» Work instruction
Output the data below line for line, exactly, up to and including the line where "Caveats: the volume" appears.

» Material shown
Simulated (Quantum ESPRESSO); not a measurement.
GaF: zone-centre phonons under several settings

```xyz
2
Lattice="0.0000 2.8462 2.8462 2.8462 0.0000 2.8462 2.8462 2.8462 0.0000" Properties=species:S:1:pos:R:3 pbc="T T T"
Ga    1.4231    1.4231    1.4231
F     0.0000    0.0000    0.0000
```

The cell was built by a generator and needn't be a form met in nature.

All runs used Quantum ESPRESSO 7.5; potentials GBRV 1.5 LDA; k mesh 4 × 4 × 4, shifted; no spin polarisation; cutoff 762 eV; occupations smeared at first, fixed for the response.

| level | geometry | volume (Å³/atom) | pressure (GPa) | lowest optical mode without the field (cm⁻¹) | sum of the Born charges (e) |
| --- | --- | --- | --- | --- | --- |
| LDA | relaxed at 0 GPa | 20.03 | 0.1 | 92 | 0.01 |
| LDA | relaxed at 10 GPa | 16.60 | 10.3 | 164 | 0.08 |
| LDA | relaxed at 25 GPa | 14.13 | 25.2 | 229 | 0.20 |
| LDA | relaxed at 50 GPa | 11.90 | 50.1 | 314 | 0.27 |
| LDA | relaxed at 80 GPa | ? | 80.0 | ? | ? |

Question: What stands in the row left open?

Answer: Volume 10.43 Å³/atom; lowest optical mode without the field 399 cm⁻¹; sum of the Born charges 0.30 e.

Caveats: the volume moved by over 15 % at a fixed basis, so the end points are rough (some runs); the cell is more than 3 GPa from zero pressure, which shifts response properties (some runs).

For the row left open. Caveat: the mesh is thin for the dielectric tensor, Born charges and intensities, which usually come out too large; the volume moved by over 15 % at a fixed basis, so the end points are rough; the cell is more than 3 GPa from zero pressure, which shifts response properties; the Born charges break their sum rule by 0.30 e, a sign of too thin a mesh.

» Exercise result
Simulated (Quantum ESPRESSO); not a measurement.
GaF: zone-centre phonons under several settings

```xyz
2
Lattice="0.0000 2.8462 2.8462 2.8462 0.0000 2.8462 2.8462 2.8462 0.0000" Properties=species:S:1:pos:R:3 pbc="T T T"
Ga    1.4231    1.4231    1.4231
F     0.0000    0.0000    0.0000
```

The cell was built by a generator and needn't be a form met in nature.

All runs used Quantum ESPRESSO 7.5; potentials GBRV 1.5 LDA; k mesh 4 × 4 × 4, shifted; no spin polarisation; cutoff 762 eV; occupations smeared at first, fixed for the response.

| level | geometry | volume (Å³/atom) | pressure (GPa) | lowest optical mode without the field (cm⁻¹) | sum of the Born charges (e) |
| --- | --- | --- | --- | --- | --- |
| LDA | relaxed at 0 GPa | 20.03 | 0.1 | 92 | 0.01 |
| LDA | relaxed at 10 GPa | 16.60 | 10.3 | 164 | 0.08 |
| LDA | relaxed at 25 GPa | 14.13 | 25.2 | 229 | 0.20 |
| LDA | relaxed at 50 GPa | 11.90 | 50.1 | 314 | 0.27 |
| LDA | relaxed at 80 GPa | ? | 80.0 | ? | ? |

Question: What stands in the row left open?

Answer: Volume 10.43 Å³/atom; lowest optical mode without the field 399 cm⁻¹; sum of the Born charges 0.30 e.

Caveats: the volume moved by over 15 % at a fixed basis, so the end points are rough (some runs); the cell is more than 3 GPa from zero pressure, which shifts response properties (some runs).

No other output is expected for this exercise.